EXERCISE: Stop after the line that contains "Question: Where does the relaxation end?"; until then, restate each line of the entries word for word from the very first.

SOURCE INFORMATION:
● ● ● ● ● ● ●

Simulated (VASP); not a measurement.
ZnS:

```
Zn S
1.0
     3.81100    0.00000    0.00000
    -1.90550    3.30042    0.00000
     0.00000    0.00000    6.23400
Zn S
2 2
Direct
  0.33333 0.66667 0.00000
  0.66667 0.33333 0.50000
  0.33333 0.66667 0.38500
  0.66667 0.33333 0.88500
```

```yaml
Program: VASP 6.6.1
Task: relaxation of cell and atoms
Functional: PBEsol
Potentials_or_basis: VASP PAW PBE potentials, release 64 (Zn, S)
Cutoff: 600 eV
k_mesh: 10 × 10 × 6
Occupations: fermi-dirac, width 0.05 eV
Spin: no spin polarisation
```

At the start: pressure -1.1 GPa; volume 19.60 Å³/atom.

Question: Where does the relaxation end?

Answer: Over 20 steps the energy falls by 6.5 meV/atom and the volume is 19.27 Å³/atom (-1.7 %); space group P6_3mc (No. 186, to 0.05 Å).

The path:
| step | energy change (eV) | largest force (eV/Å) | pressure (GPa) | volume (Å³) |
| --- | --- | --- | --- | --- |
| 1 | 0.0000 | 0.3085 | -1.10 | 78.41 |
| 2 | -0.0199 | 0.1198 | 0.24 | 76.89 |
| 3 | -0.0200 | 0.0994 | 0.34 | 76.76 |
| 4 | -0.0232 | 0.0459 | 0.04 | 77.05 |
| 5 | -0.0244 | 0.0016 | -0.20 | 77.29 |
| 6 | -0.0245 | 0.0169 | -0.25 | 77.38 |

● ● ● ● ● ● ●

EXERCISE ANSWER:
Simulated (VASP); not a measurement.
ZnS:

```
Zn S
1.0
     3.81100    0.00000    0.00000
    -1.90550    3.30042    0.00000
     0.00000    0.00000    6.23400
Zn S
2 2
Direct
  0.33333 0.66667 0.00000
  0.66667 0.33333 0.50000
  0.33333 0.66667 0.38500
  0.66667 0.33333 0.88500
```

```yaml
Program: VASP 6.6.1
Task: relaxation of cell and atoms
Functional: PBEsol
Potentials_or_basis: VASP PAW PBE potentials, release 64 (Zn, S)
Cutoff: 600 eV
k_mesh: 10 × 10 × 6
Occupations: fermi-dirac, width 0.05 eV
Spin: no spin polarisation
```

At the start: pressure -1.1 GPa; volume 19.60 Å³/atom.

Question: Where does the relaxation end?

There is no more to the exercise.